Provided records =
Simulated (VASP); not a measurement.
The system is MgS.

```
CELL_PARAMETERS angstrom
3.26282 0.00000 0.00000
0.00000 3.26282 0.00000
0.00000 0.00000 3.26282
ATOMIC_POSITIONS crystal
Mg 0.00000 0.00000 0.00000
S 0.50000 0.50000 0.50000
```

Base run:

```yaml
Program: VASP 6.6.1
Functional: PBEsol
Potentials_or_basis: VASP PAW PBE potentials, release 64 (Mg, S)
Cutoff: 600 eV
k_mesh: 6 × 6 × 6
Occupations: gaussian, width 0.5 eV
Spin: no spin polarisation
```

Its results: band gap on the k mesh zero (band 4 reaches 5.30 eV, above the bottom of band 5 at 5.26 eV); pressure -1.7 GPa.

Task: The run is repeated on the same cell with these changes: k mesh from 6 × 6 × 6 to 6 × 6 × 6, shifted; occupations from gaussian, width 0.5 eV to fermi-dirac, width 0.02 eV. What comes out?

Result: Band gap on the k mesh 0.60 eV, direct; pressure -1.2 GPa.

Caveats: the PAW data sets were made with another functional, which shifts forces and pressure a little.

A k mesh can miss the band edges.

Assignment = Exactly as they appear, please write out the lines from the opening of the listing above down to the line containing "Caveats: the PAW", with both end lines included.

Answer area =
Simulated (VASP); not a measurement.
The system is MgS.

```
CELL_PARAMETERS angstrom
3.26282 0.00000 0.00000
0.00000 3.26282 0.00000
0.00000 0.00000 3.26282
ATOMIC_POSITIONS crystal
Mg 0.00000 0.00000 0.00000
S 0.50000 0.50000 0.50000
```

Base run:

```yaml
Program: VASP 6.6.1
Functional: PBEsol
Potentials_or_basis: VASP PAW PBE potentials, release 64 (Mg, S)
Cutoff: 600 eV
k_mesh: 6 × 6 × 6
Occupations: gaussian, width 0.5 eV
Spin: no spin polarisation
```

Its results: band gap on the k mesh zero (band 4 reaches 5.30 eV, above the bottom of band 5 at 5.26 eV); pressure -1.7 GPa.

Task: The run is repeated on the same cell with these changes: k mesh from 6 × 6 × 6 to 6 × 6 × 6, shifted; occupations from gaussian, width 0.5 eV to fermi-dirac, width 0.02 eV. What comes out?

Result: Band gap on the k mesh 0.60 eV, direct; pressure -1.2 GPa.

Caveats: the PAW data sets were made with another functional, which shifts forces and pressure a little.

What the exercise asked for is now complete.